* **Action item**: Only one stretch of the data below should be repeated: the lines from the line containing "One crystal, K2TlMoF6, is" through the line containing "## 1. The crystal as given", inclusive, exactly as they are.

* **Information**:
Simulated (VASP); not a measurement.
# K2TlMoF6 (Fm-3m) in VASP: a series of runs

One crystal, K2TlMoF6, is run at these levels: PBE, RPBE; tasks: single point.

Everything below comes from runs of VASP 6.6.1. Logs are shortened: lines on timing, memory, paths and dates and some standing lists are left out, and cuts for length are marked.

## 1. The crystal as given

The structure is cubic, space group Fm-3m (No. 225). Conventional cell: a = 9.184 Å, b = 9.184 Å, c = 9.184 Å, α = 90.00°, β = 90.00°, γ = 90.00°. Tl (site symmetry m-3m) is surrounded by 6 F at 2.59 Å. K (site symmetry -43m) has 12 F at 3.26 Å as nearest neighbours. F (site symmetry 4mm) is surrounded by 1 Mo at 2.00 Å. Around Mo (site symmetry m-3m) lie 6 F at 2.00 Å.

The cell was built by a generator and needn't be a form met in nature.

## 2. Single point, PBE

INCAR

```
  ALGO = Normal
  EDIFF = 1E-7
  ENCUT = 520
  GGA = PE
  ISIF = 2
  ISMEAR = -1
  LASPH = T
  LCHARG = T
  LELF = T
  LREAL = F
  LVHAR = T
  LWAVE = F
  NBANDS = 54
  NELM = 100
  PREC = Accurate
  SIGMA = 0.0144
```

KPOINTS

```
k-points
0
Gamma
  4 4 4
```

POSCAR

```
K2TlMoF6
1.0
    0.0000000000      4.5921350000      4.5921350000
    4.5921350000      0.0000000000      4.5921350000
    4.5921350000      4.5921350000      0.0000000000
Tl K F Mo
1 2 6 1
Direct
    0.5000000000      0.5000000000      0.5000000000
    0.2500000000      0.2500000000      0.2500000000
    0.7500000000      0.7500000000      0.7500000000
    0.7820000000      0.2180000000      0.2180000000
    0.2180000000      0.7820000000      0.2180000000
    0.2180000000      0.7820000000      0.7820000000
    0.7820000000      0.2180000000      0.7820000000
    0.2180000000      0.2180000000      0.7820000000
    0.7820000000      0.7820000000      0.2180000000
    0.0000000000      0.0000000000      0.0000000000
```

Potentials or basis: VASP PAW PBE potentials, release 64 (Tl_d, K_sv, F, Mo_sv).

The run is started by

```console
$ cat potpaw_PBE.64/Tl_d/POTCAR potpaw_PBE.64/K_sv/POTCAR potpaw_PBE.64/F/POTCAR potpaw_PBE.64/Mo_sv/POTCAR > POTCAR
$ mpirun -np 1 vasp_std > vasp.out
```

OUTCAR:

* **Reply**:
One crystal, K2TlMoF6, is run at these levels: PBE, RPBE; tasks: single point.

Everything below comes from runs of VASP 6.6.1. Logs are shortened: lines on timing, memory, paths and dates and some standing lists are left out, and cuts for length are marked.

## 1. The crystal as given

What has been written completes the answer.